### Material supplied
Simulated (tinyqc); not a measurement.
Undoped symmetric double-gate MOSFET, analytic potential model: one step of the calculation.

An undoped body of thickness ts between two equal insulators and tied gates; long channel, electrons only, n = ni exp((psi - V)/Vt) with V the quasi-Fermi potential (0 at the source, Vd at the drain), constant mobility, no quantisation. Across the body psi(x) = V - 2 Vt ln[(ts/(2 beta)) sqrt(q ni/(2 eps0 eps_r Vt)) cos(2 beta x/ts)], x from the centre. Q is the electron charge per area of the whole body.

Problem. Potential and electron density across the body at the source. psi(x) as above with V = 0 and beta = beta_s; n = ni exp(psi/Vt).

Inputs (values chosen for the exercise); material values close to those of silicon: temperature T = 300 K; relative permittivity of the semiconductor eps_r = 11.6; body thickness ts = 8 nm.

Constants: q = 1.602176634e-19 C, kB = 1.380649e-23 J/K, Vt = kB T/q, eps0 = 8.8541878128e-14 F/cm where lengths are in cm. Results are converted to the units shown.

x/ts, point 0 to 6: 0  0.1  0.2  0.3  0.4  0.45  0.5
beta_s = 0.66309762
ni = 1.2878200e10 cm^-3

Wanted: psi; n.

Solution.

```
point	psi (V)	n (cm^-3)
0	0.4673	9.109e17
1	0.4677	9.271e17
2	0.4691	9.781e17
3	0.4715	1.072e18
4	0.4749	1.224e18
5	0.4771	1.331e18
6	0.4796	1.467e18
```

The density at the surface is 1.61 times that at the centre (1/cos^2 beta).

### Task item
Repeat the material above exactly and in full.

### Exercise solution
Simulated (tinyqc); not a measurement.
Undoped symmetric double-gate MOSFET, analytic potential model: one step of the calculation.

An undoped body of thickness ts between two equal insulators and tied gates; long channel, electrons only, n = ni exp((psi - V)/Vt) with V the quasi-Fermi potential (0 at the source, Vd at the drain), constant mobility, no quantisation. Across the body psi(x) = V - 2 Vt ln[(ts/(2 beta)) sqrt(q ni/(2 eps0 eps_r Vt)) cos(2 beta x/ts)], x from the centre. Q is the electron charge per area of the whole body.

Problem. Potential and electron density across the body at the source. psi(x) as above with V = 0 and beta = beta_s; n = ni exp(psi/Vt).

Inputs (values chosen for the exercise); material values close to those of silicon: temperature T = 300 K; relative permittivity of the semiconductor eps_r = 11.6; body thickness ts = 8 nm.

Constants: q = 1.602176634e-19 C, kB = 1.380649e-23 J/K, Vt = kB T/q, eps0 = 8.8541878128e-14 F/cm where lengths are in cm. Results are converted to the units shown.

x/ts, point 0 to 6: 0  0.1  0.2  0.3  0.4  0.45  0.5
beta_s = 0.66309762
ni = 1.2878200e10 cm^-3

Wanted: psi; n.

Solution.

```
point	psi (V)	n (cm^-3)
0	0.4673	9.109e17
1	0.4677	9.271e17
2	0.4691	9.781e17
3	0.4715	1.072e18
4	0.4749	1.224e18
5	0.4771	1.331e18
6	0.4796	1.467e18
```

The density at the surface is 1.61 times that at the centre (1/cos^2 beta).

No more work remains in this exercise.